Return, unaltered, every line from the beginning of the material below up to and including the one with "Task: Where does the relaxation end?".

_ _ _ _

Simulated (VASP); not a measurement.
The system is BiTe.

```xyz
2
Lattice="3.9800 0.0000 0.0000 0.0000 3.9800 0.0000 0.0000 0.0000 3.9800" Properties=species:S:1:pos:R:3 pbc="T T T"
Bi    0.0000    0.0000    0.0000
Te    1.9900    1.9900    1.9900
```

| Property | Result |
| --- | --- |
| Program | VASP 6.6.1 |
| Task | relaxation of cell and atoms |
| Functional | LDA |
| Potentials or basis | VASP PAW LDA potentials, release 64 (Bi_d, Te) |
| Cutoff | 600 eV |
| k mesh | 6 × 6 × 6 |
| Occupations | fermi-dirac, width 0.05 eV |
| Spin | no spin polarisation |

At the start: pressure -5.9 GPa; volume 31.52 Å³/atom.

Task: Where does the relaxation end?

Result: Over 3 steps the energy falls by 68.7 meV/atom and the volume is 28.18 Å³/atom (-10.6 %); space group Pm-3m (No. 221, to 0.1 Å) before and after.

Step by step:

_ _ _ _

> Answer area:
Simulated (VASP); not a measurement.
The system is BiTe.

```xyz
2
Lattice="3.9800 0.0000 0.0000 0.0000 3.9800 0.0000 0.0000 0.0000 3.9800" Properties=species:S:1:pos:R:3 pbc="T T T"
Bi    0.0000    0.0000    0.0000
Te    1.9900    1.9900    1.9900
```

| Property | Result |
| --- | --- |
| Program | VASP 6.6.1 |
| Task | relaxation of cell and atoms |
| Functional | LDA |
| Potentials or basis | VASP PAW LDA potentials, release 64 (Bi_d, Te) |
| Cutoff | 600 eV |
| k mesh | 6 × 6 × 6 |
| Occupations | fermi-dirac, width 0.05 eV |
| Spin | no spin polarisation |

At the start: pressure -5.9 GPa; volume 31.52 Å³/atom.

Task: Where does the relaxation end?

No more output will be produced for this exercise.